Data under study Start Marker

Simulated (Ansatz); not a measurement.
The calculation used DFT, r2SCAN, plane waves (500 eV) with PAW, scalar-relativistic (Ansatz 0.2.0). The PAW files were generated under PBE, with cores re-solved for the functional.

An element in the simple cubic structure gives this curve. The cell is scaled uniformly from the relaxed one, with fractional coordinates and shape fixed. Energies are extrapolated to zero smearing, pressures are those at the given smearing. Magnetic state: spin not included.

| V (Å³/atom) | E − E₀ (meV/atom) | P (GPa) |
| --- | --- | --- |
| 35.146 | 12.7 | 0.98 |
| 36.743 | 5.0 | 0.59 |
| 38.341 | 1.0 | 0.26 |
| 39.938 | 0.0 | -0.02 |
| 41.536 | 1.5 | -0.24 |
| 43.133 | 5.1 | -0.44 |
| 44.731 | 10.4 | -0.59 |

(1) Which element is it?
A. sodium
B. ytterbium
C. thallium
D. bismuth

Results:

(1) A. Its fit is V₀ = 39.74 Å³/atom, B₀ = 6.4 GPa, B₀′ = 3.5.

Data under study End Marker

• [Work item]:
Return, word for word, the lines of the data above from the line with "An element in" through the line with "5.1 | -0.44 |", inclusive.

• [Response box]:
An element in the simple cubic structure gives this curve. The cell is scaled uniformly from the relaxed one, with fractional coordinates and shape fixed. Energies are extrapolated to zero smearing, pressures are those at the given smearing. Magnetic state: spin not included.

| V (Å³/atom) | E − E₀ (meV/atom) | P (GPa) |
| --- | --- | --- |
| 35.146 | 12.7 | 0.98 |
| 36.743 | 5.0 | 0.59 |
| 38.341 | 1.0 | 0.26 |
| 39.938 | 0.0 | -0.02 |
| 41.536 | 1.5 | -0.24 |
| 43.133 | 5.1 | -0.44 |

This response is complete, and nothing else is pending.